__Requirement__.
Reproduce the first line of the entries that follow and each later line, word for word, ending with the one containing "The 4f electrons".

__Extracted entries__.
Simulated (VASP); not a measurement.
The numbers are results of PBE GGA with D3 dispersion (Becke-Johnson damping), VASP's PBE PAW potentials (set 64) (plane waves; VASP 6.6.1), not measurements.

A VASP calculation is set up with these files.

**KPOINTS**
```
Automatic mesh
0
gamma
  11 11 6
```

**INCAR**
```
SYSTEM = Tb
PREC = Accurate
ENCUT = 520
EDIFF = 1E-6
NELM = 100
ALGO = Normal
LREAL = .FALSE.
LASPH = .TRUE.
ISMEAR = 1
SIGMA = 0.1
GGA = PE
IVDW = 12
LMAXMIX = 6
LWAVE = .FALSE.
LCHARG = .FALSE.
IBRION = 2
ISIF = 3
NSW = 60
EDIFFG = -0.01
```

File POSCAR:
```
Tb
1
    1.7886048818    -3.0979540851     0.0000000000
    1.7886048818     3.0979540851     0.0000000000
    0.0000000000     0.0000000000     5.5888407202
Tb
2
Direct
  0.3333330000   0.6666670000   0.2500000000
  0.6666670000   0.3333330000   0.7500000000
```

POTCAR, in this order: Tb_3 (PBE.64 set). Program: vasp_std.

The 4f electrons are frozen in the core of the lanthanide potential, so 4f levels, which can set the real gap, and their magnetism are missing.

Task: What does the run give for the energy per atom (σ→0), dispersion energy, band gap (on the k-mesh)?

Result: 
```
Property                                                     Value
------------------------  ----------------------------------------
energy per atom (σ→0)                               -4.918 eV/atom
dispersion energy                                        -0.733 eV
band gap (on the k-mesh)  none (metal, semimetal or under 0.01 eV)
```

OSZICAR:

__Exercise response__.
Simulated (VASP); not a measurement.
The numbers are results of PBE GGA with D3 dispersion (Becke-Johnson damping), VASP's PBE PAW potentials (set 64) (plane waves; VASP 6.6.1), not measurements.

A VASP calculation is set up with these files.

**KPOINTS**
```
Automatic mesh
0
gamma
  11 11 6
```

**INCAR**
```
SYSTEM = Tb
PREC = Accurate
ENCUT = 520
EDIFF = 1E-6
NELM = 100
ALGO = Normal
LREAL = .FALSE.
LASPH = .TRUE.
ISMEAR = 1
SIGMA = 0.1
GGA = PE
IVDW = 12
LMAXMIX = 6
LWAVE = .FALSE.
LCHARG = .FALSE.
IBRION = 2
ISIF = 3
NSW = 60
EDIFFG = -0.01
```

File POSCAR:
```
Tb
1
    1.7886048818    -3.0979540851     0.0000000000
    1.7886048818     3.0979540851     0.0000000000
    0.0000000000     0.0000000000     5.5888407202
Tb
2
Direct
  0.3333330000   0.6666670000   0.2500000000
  0.6666670000   0.3333330000   0.7500000000
```

POTCAR, in this order: Tb_3 (PBE.64 set). Program: vasp_std.

The 4f electrons are frozen in the core of the lanthanide potential, so 4f levels, which can set the real gap, and their magnetism are missing.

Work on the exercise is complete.